↓↓↓

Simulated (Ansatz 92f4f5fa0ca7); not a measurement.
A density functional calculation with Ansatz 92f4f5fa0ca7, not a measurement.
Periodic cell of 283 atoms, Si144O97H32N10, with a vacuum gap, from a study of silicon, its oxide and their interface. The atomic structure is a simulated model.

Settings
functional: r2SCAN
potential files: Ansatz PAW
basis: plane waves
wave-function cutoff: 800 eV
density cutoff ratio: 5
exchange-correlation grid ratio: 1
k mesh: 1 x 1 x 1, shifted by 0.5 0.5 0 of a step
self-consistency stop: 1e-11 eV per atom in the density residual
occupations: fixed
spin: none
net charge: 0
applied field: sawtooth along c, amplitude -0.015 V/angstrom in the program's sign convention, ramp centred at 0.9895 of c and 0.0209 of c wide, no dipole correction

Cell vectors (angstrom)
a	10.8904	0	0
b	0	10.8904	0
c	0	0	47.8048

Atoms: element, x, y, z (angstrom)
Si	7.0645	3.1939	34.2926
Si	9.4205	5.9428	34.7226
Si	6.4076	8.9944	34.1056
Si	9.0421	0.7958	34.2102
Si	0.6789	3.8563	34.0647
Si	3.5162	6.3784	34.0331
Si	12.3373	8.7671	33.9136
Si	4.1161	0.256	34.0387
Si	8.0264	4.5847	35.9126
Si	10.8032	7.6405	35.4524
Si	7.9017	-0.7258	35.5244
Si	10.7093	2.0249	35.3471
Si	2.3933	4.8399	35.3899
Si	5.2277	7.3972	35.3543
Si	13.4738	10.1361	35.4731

↑↑↑

**Action item**. Write out again, exactly, the lines from the start of the entries up to and including the one with "A density functional". Nothing else belongs in the reply.

**Answer area**.
Simulated (Ansatz 92f4f5fa0ca7); not a measurement.
A density functional calculation with Ansatz 92f4f5fa0ca7, not a measurement.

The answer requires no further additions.